## Brief
Please give back word for word the lines below, from the first one through the one with "4.92 | -2.9 |".

## Entries supplied
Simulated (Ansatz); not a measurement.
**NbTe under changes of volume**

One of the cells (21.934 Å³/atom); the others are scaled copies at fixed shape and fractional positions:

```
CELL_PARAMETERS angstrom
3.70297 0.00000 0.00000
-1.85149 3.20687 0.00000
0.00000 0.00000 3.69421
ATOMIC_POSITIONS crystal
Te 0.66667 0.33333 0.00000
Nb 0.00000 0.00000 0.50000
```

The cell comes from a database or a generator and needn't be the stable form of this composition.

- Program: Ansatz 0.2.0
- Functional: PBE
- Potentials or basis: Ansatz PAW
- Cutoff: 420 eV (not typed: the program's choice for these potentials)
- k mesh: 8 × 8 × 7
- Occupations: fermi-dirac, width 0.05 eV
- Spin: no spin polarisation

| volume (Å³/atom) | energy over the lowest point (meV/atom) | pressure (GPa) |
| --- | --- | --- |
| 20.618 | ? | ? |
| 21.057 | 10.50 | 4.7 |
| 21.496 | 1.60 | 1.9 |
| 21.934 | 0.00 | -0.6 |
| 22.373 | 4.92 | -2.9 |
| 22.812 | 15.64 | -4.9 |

## Answer box
Simulated (Ansatz); not a measurement.
**NbTe under changes of volume**

One of the cells (21.934 Å³/atom); the others are scaled copies at fixed shape and fractional positions:

```
CELL_PARAMETERS angstrom
3.70297 0.00000 0.00000
-1.85149 3.20687 0.00000
0.00000 0.00000 3.69421
ATOMIC_POSITIONS crystal
Te 0.66667 0.33333 0.00000
Nb 0.00000 0.00000 0.50000
```

The cell comes from a database or a generator and needn't be the stable form of this composition.

- Program: Ansatz 0.2.0
- Functional: PBE
- Potentials or basis: Ansatz PAW
- Cutoff: 420 eV (not typed: the program's choice for these potentials)
- k mesh: 8 × 8 × 7
- Occupations: fermi-dirac, width 0.05 eV
- Spin: no spin polarisation

| volume (Å³/atom) | energy over the lowest point (meV/atom) | pressure (GPa) |
| --- | --- | --- |
| 20.618 | ? | ? |
| 21.057 | 10.50 | 4.7 |
| 21.496 | 1.60 | 1.9 |
| 21.934 | 0.00 | -0.6 |
| 22.373 | 4.92 | -2.9 |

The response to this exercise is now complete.